▶ Entries shown
┌──

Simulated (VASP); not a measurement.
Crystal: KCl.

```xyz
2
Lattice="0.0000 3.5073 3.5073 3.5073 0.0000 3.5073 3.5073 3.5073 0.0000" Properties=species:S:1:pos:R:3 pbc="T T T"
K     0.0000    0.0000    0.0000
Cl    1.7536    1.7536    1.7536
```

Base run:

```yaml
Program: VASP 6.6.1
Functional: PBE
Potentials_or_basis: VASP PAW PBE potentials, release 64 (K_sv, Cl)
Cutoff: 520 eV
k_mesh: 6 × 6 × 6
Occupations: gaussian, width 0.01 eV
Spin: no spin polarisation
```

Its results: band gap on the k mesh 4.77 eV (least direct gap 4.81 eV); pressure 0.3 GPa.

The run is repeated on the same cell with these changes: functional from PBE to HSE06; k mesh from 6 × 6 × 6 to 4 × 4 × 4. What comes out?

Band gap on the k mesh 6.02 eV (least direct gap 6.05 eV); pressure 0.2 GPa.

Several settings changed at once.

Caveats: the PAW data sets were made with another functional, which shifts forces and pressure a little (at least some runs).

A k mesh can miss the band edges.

└──

▶ Activity
All that should be written out is the stretch of lines above between the one holding "The run is repeated" and the one holding "Caveats: the PAW", inclusive, exactly as given.

▶ Response area
The run is repeated on the same cell with these changes: functional from PBE to HSE06; k mesh from 6 × 6 × 6 to 4 × 4 × 4. What comes out?

Band gap on the k mesh 6.02 eV (least direct gap 6.05 eV); pressure 0.2 GPa.

Several settings changed at once.

Caveats: the PAW data sets were made with another functional, which shifts forces and pressure a little (at least some runs).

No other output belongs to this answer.